## WORK ITEM
What you give back must match the data below character for character.

• • • •

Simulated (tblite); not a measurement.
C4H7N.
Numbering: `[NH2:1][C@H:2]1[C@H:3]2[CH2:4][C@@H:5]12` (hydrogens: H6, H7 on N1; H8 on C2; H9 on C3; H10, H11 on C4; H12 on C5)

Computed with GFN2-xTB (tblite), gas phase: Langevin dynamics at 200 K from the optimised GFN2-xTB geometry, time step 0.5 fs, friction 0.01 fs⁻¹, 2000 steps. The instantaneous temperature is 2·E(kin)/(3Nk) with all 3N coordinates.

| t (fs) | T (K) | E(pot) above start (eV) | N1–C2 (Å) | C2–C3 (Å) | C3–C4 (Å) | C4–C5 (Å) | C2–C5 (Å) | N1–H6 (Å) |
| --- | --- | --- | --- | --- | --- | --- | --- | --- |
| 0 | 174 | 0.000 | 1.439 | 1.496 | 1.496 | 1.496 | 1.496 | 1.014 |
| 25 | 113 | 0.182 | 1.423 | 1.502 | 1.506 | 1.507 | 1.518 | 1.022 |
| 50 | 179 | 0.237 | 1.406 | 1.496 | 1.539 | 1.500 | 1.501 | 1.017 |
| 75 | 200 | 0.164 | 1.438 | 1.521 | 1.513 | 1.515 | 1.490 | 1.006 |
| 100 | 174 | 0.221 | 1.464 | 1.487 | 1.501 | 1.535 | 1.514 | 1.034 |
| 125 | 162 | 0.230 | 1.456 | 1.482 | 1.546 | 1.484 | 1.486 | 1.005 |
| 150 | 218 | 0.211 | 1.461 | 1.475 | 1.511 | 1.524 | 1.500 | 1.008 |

• • • •

## EXERCISE SOLUTION
Simulated (tblite); not a measurement.
C4H7N.
Numbering: `[NH2:1][C@H:2]1[C@H:3]2[CH2:4][C@@H:5]12` (hydrogens: H6, H7 on N1; H8 on C2; H9 on C3; H10, H11 on C4; H12 on C5)

Computed with GFN2-xTB (tblite), gas phase: Langevin dynamics at 200 K from the optimised GFN2-xTB geometry, time step 0.5 fs, friction 0.01 fs⁻¹, 2000 steps. The instantaneous temperature is 2·E(kin)/(3Nk) with all 3N coordinates.

| t (fs) | T (K) | E(pot) above start (eV) | N1–C2 (Å) | C2–C3 (Å) | C3–C4 (Å) | C4–C5 (Å) | C2–C5 (Å) | N1–H6 (Å) |
| --- | --- | --- | --- | --- | --- | --- | --- | --- |
| 0 | 174 | 0.000 | 1.439 | 1.496 | 1.496 | 1.496 | 1.496 | 1.014 |
| 25 | 113 | 0.182 | 1.423 | 1.502 | 1.506 | 1.507 | 1.518 | 1.022 |
| 50 | 179 | 0.237 | 1.406 | 1.496 | 1.539 | 1.500 | 1.501 | 1.017 |
| 75 | 200 | 0.164 | 1.438 | 1.521 | 1.513 | 1.515 | 1.490 | 1.006 |
| 100 | 174 | 0.221 | 1.464 | 1.487 | 1.501 | 1.535 | 1.514 | 1.034 |
| 125 | 162 | 0.230 | 1.456 | 1.482 | 1.546 | 1.484 | 1.486 | 1.005 |
| 150 | 218 | 0.211 | 1.461 | 1.475 | 1.511 | 1.524 | 1.500 | 1.008 |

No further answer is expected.